* LISTED ENTRIES *
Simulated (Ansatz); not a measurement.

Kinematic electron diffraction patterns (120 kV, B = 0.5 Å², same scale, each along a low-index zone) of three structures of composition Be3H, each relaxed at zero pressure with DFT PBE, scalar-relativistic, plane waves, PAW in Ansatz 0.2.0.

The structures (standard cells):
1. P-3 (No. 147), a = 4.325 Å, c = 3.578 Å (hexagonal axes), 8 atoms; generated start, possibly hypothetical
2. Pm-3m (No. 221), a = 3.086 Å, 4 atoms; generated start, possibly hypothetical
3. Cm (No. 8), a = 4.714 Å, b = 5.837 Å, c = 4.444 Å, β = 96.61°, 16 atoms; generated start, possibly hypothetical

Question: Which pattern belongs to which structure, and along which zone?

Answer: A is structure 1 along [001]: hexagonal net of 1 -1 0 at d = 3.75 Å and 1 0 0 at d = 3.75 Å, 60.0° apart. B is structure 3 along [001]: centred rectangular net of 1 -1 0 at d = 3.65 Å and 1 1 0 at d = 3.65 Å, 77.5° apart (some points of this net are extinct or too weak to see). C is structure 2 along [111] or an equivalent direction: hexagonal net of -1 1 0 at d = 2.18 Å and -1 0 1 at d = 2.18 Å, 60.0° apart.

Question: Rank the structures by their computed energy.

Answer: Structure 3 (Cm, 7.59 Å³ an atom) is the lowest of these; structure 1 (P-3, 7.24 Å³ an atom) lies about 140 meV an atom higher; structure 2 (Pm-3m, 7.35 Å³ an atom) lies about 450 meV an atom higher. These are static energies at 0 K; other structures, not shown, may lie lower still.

* ACTIVITY *
Your task is to restate, word for word, only those lines above that fall between the line holding "2. Pm-3m (No." and the line holding "Question: Rank the", inclusive.

* RESULT *
2. Pm-3m (No. 221), a = 3.086 Å, 4 atoms; generated start, possibly hypothetical
3. Cm (No. 8), a = 4.714 Å, b = 5.837 Å, c = 4.444 Å, β = 96.61°, 16 atoms; generated start, possibly hypothetical

Question: Which pattern belongs to which structure, and along which zone?

Answer: A is structure 1 along [001]: hexagonal net of 1 -1 0 at d = 3.75 Å and 1 0 0 at d = 3.75 Å, 60.0° apart. B is structure 3 along [001]: centred rectangular net of 1 -1 0 at d = 3.65 Å and 1 1 0 at d = 3.65 Å, 77.5° apart (some points of this net are extinct or too weak to see). C is structure 2 along [111] or an equivalent direction: hexagonal net of -1 1 0 at d = 2.18 Å and -1 0 1 at d = 2.18 Å, 60.0° apart.

Question: Rank the structures by their computed energy.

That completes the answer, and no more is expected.